Assignment:
Please retype the listing below exactly, from its opening line through the line where "Result: 1.1 GPa." appears.

################

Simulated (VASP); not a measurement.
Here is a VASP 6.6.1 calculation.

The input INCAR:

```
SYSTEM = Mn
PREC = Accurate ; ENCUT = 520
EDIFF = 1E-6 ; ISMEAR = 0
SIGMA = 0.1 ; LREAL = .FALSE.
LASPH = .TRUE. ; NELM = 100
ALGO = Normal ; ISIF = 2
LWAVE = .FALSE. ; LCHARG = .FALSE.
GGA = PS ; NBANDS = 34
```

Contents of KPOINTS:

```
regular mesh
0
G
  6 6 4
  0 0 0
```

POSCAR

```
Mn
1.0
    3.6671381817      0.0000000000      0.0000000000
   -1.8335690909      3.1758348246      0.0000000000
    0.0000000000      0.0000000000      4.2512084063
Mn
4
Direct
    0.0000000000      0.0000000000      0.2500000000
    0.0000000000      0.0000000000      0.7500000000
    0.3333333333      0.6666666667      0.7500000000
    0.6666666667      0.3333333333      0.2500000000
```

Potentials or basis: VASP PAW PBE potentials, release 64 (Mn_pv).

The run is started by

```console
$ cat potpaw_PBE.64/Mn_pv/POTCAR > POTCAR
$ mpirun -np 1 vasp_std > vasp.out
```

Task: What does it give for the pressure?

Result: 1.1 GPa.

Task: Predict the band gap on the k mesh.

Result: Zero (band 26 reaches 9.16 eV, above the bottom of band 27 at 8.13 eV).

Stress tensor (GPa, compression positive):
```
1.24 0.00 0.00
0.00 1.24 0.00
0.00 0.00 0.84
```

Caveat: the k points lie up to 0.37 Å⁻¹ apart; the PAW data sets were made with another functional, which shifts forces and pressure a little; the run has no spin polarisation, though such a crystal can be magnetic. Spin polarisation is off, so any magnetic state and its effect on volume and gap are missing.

################

Your solution:
Simulated (VASP); not a measurement.
Here is a VASP 6.6.1 calculation.

The input INCAR:

```
SYSTEM = Mn
PREC = Accurate ; ENCUT = 520
EDIFF = 1E-6 ; ISMEAR = 0
SIGMA = 0.1 ; LREAL = .FALSE.
LASPH = .TRUE. ; NELM = 100
ALGO = Normal ; ISIF = 2
LWAVE = .FALSE. ; LCHARG = .FALSE.
GGA = PS ; NBANDS = 34
```

Contents of KPOINTS:

```
regular mesh
0
G
  6 6 4
  0 0 0
```

POSCAR

```
Mn
1.0
    3.6671381817      0.0000000000      0.0000000000
   -1.8335690909      3.1758348246      0.0000000000
    0.0000000000      0.0000000000      4.2512084063
Mn
4
Direct
    0.0000000000      0.0000000000      0.2500000000
    0.0000000000      0.0000000000      0.7500000000
    0.3333333333      0.6666666667      0.7500000000
    0.6666666667      0.3333333333      0.2500000000
```

Potentials or basis: VASP PAW PBE potentials, release 64 (Mn_pv).

The run is started by

```console
$ cat potpaw_PBE.64/Mn_pv/POTCAR > POTCAR
$ mpirun -np 1 vasp_std > vasp.out
```

Task: What does it give for the pressure?

Result: 1.1 GPa.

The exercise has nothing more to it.